Using the entries that follow, write out the line containing "Change from the", the line containing "Problem. Which values does Ansatz return?", and every line between them, exactly and nothing else.

• [Information given]:
=-=-=-=-=

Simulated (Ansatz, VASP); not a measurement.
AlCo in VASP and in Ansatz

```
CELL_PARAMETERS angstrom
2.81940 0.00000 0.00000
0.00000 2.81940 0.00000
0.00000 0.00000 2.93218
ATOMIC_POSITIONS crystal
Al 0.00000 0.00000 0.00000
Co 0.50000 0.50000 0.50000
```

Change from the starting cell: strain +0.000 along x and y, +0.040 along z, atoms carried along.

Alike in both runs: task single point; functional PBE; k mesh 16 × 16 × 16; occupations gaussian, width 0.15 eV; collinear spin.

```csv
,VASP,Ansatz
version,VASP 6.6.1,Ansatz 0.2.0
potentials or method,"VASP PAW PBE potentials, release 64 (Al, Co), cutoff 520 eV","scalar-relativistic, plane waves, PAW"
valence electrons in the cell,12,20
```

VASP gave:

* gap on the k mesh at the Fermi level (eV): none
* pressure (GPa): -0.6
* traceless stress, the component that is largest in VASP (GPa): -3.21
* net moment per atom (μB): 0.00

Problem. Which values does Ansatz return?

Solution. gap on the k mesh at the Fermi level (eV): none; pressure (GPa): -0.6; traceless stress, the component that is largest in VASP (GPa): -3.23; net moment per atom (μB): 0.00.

=-=-=-=-=

• [Task answer]:
Change from the starting cell: strain +0.000 along x and y, +0.040 along z, atoms carried along.

Alike in both runs: task single point; functional PBE; k mesh 16 × 16 × 16; occupations gaussian, width 0.15 eV; collinear spin.

```csv
,VASP,Ansatz
version,VASP 6.6.1,Ansatz 0.2.0
potentials or method,"VASP PAW PBE potentials, release 64 (Al, Co), cutoff 520 eV","scalar-relativistic, plane waves, PAW"
valence electrons in the cell,12,20
```

VASP gave:

* gap on the k mesh at the Fermi level (eV): none
* pressure (GPa): -0.6
* traceless stress, the component that is largest in VASP (GPa): -3.21
* net moment per atom (μB): 0.00

Problem. Which values does Ansatz return?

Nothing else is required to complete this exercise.